→ WORK REQUEST: Take the lines below between the one holding "coverage 1 ML**" and the one holding "System of this", inclusive, and copy them exactly. Add nothing.

→ RECORD SET:

= = = = =

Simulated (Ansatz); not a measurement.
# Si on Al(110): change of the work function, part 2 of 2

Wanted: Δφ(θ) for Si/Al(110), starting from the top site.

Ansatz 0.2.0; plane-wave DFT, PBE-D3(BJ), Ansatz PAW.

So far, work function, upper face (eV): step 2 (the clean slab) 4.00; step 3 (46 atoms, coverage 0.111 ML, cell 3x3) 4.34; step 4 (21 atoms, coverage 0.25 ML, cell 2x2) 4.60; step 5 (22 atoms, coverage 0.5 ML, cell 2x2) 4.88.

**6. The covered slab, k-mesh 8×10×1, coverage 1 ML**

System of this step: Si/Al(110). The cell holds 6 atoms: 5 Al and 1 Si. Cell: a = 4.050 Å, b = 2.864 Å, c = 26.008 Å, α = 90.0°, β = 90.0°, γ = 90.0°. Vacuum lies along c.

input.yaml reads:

= = = = =

→ ANSWER SECTION:
**6. The covered slab, k-mesh 8×10×1, coverage 1 ML**

System of this step: Si/Al(110). The cell holds 6 atoms: 5 Al and 1 Si. Cell: a = 4.050 Å, b = 2.864 Å, c = 26.008 Å, α = 90.0°, β = 90.0°, γ = 90.0°. Vacuum lies along c.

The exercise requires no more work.